[[ Dataset extract open ]]

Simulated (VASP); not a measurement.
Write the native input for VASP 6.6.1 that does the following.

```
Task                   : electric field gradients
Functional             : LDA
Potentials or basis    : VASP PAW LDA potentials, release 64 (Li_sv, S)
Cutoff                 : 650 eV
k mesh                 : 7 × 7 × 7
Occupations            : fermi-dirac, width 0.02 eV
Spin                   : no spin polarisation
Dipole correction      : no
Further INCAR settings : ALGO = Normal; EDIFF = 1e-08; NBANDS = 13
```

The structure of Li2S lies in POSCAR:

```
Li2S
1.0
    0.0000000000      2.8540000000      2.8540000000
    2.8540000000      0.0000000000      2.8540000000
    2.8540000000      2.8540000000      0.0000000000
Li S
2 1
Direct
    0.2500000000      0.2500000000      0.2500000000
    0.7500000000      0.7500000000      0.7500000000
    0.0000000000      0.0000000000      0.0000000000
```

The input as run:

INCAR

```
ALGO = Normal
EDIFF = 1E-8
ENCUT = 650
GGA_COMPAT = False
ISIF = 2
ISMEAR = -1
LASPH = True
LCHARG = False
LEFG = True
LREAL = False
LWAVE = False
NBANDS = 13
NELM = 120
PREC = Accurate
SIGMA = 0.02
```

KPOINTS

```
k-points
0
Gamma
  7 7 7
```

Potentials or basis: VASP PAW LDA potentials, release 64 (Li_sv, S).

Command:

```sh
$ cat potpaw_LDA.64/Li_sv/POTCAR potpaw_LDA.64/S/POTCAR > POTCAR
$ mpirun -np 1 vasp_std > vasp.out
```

[[ Dataset extract closed ]]

### Work instruction
What you give back must match the material word for word.

### Expected answer
Simulated (VASP); not a measurement.
Write the native input for VASP 6.6.1 that does the following.

```
Task                   : electric field gradients
Functional             : LDA
Potentials or basis    : VASP PAW LDA potentials, release 64 (Li_sv, S)
Cutoff                 : 650 eV
k mesh                 : 7 × 7 × 7
Occupations            : fermi-dirac, width 0.02 eV
Spin                   : no spin polarisation
Dipole correction      : no
Further INCAR settings : ALGO = Normal; EDIFF = 1e-08; NBANDS = 13
```

The structure of Li2S lies in POSCAR:

```
Li2S
1.0
    0.0000000000      2.8540000000      2.8540000000
    2.8540000000      0.0000000000      2.8540000000
    2.8540000000      2.8540000000      0.0000000000
Li S
2 1
Direct
    0.2500000000      0.2500000000      0.2500000000
    0.7500000000      0.7500000000      0.7500000000
    0.0000000000      0.0000000000      0.0000000000
```

The input as run:

INCAR

```
ALGO = Normal
EDIFF = 1E-8
ENCUT = 650
GGA_COMPAT = False
ISIF = 2
ISMEAR = -1
LASPH = True
LCHARG = False
LEFG = True
LREAL = False
LWAVE = False
NBANDS = 13
NELM = 120
PREC = Accurate
SIGMA = 0.02
```

KPOINTS

```
k-points
0
Gamma
  7 7 7
```

Potentials or basis: VASP PAW LDA potentials, release 64 (Li_sv, S).

Command:

```sh
$ cat potpaw_LDA.64/Li_sv/POTCAR potpaw_LDA.64/S/POTCAR > POTCAR
$ mpirun -np 1 vasp_std > vasp.out
```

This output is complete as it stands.